WORK INSTRUCTION = Write out the whole listing, matching it exactly.

════

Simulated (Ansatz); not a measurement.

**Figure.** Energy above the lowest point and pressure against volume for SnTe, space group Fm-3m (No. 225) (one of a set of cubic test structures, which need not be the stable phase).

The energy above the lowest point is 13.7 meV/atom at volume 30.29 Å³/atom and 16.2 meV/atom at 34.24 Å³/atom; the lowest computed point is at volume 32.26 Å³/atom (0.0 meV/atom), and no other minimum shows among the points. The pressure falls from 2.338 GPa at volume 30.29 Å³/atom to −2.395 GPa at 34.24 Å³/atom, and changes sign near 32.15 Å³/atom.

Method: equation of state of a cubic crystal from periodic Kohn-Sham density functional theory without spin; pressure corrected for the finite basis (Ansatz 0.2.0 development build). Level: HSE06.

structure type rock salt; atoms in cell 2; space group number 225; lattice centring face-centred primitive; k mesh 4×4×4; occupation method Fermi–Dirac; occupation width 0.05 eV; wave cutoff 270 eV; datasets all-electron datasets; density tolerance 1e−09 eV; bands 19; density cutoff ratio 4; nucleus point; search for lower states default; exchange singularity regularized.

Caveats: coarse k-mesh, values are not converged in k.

════

TASK RESPONSE =
Simulated (Ansatz); not a measurement.

**Figure.** Energy above the lowest point and pressure against volume for SnTe, space group Fm-3m (No. 225) (one of a set of cubic test structures, which need not be the stable phase).

The energy above the lowest point is 13.7 meV/atom at volume 30.29 Å³/atom and 16.2 meV/atom at 34.24 Å³/atom; the lowest computed point is at volume 32.26 Å³/atom (0.0 meV/atom), and no other minimum shows among the points. The pressure falls from 2.338 GPa at volume 30.29 Å³/atom to −2.395 GPa at 34.24 Å³/atom, and changes sign near 32.15 Å³/atom.

Method: equation of state of a cubic crystal from periodic Kohn-Sham density functional theory without spin; pressure corrected for the finite basis (Ansatz 0.2.0 development build). Level: HSE06.

structure type rock salt; atoms in cell 2; space group number 225; lattice centring face-centred primitive; k mesh 4×4×4; occupation method Fermi–Dirac; occupation width 0.05 eV; wave cutoff 270 eV; datasets all-electron datasets; density tolerance 1e−09 eV; bands 19; density cutoff ratio 4; nucleus point; search for lower states default; exchange singularity regularized.

Caveats: coarse k-mesh, values are not converged in k.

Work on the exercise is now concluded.